Required action |
From the entries below, reproduce exactly the line containing "A perfectly stirred", the line containing "Problem. Predict: x(NH3)", and every line in between, with nothing added.

Given records |
○ ○ ○ ○

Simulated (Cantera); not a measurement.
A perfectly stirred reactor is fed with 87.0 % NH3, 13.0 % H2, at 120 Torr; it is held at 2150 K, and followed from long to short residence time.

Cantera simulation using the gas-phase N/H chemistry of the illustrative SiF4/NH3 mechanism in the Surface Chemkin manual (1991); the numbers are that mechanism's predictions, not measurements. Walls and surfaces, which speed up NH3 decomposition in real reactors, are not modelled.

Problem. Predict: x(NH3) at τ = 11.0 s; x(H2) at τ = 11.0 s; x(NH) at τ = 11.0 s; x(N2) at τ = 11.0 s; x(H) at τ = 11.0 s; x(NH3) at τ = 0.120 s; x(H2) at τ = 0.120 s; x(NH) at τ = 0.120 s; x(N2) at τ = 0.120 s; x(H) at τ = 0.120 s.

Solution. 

○ ○ ○ ○

Expected answer |
A perfectly stirred reactor is fed with 87.0 % NH3, 13.0 % H2, at 120 Torr; it is held at 2150 K, and followed from long to short residence time.

Cantera simulation using the gas-phase N/H chemistry of the illustrative SiF4/NH3 mechanism in the Surface Chemkin manual (1991); the numbers are that mechanism's predictions, not measurements. Walls and surfaces, which speed up NH3 decomposition in real reactors, are not modelled.

Problem. Predict: x(NH3) at τ = 11.0 s; x(H2) at τ = 11.0 s; x(NH) at τ = 11.0 s; x(N2) at τ = 11.0 s; x(H) at τ = 11.0 s; x(NH3) at τ = 0.120 s; x(H2) at τ = 0.120 s; x(NH) at τ = 0.120 s; x(N2) at τ = 0.120 s; x(H) at τ = 0.120 s.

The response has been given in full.